———

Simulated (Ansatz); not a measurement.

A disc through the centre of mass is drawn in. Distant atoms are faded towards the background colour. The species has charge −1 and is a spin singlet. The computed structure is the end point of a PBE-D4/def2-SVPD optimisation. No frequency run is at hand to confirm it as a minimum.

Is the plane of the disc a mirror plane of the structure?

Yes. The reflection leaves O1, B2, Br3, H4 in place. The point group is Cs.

———

**Activity**
Restate verbatim the first line above and all lines after it through the line containing "A disc through"; omit the rest.

**Exercise answer**
Simulated (Ansatz); not a measurement.

A disc through the centre of mass is drawn in. Distant atoms are faded towards the background colour. The species has charge −1 and is a spin singlet. The computed structure is the end point of a PBE-D4/def2-SVPD optimisation. No frequency run is at hand to confirm it as a minimum.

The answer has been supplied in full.